※ ※ ※

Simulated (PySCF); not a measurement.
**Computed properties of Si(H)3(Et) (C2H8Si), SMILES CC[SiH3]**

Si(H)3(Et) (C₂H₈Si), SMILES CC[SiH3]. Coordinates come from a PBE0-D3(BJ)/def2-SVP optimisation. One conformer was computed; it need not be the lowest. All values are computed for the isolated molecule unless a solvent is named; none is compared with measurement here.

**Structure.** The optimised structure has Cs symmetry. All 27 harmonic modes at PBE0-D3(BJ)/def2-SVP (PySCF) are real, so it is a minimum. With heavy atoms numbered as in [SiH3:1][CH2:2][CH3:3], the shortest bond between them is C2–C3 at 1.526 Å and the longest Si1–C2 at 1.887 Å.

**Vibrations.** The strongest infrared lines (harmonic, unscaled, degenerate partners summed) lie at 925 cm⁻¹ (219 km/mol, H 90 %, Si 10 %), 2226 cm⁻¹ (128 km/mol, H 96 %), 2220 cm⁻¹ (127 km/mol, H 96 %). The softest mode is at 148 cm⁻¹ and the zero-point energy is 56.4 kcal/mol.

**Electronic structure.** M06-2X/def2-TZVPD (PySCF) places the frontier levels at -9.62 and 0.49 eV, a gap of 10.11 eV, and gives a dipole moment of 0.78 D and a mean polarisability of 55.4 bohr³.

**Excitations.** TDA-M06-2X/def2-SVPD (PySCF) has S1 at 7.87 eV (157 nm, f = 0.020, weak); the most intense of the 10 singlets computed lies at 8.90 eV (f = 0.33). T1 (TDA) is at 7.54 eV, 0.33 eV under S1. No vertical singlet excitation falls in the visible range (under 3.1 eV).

※ ※ ※

Your answer should be the lines of the listing above between the line holding "(C2H8Si), SMILES CC[SiH3]**" and the line holding "Si(H)3(Et) (C₂H₈Si), SMILES", inclusive, restated word for word and alone.

__Written solution__:
**Computed properties of Si(H)3(Et) (C2H8Si), SMILES CC[SiH3]**

Si(H)3(Et) (C₂H₈Si), SMILES CC[SiH3]. Coordinates come from a PBE0-D3(BJ)/def2-SVP optimisation. One conformer was computed; it need not be the lowest. All values are computed for the isolated molecule unless a solvent is named; none is compared with measurement here.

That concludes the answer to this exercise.